#### WORK REQUEST:
For the records that follow, please set down exactly the lines between the one holding "Field parameters in" and the one holding "Td, 10Dq = -4800", inclusive, and only those.

#### STUDY MATERIAL:
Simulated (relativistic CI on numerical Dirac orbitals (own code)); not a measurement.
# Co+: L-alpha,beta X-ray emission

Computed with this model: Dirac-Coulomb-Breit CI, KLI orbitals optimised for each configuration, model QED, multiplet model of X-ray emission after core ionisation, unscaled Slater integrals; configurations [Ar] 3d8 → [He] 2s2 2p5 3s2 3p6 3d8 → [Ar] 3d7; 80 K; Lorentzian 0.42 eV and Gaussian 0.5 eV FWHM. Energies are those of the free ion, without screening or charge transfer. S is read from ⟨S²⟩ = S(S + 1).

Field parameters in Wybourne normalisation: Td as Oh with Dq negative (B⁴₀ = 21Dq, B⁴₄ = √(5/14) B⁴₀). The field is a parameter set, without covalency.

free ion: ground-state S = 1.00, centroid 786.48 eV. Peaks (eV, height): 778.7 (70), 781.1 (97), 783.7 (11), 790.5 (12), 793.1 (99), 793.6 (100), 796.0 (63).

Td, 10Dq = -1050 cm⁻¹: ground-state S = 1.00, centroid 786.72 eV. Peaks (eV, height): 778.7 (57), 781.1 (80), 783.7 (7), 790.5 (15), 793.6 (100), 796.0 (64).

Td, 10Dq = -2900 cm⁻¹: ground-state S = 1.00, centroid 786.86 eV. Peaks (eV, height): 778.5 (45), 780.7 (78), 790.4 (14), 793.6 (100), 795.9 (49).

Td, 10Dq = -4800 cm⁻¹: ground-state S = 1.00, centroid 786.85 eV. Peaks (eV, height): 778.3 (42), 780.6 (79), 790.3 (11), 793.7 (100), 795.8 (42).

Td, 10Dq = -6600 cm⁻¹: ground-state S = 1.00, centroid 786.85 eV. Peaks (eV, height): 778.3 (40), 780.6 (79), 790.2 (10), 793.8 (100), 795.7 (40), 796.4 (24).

#### YOUR SOLUTION:
Field parameters in Wybourne normalisation: Td as Oh with Dq negative (B⁴₀ = 21Dq, B⁴₄ = √(5/14) B⁴₀). The field is a parameter set, without covalency.

free ion: ground-state S = 1.00, centroid 786.48 eV. Peaks (eV, height): 778.7 (70), 781.1 (97), 783.7 (11), 790.5 (12), 793.1 (99), 793.6 (100), 796.0 (63).

Td, 10Dq = -1050 cm⁻¹: ground-state S = 1.00, centroid 786.72 eV. Peaks (eV, height): 778.7 (57), 781.1 (80), 783.7 (7), 790.5 (15), 793.6 (100), 796.0 (64).

Td, 10Dq = -2900 cm⁻¹: ground-state S = 1.00, centroid 786.86 eV. Peaks (eV, height): 778.5 (45), 780.7 (78), 790.4 (14), 793.6 (100), 795.9 (49).

Td, 10Dq = -4800 cm⁻¹: ground-state S = 1.00, centroid 786.85 eV. Peaks (eV, height): 778.3 (42), 780.6 (79), 790.3 (11), 793.7 (100), 795.8 (42).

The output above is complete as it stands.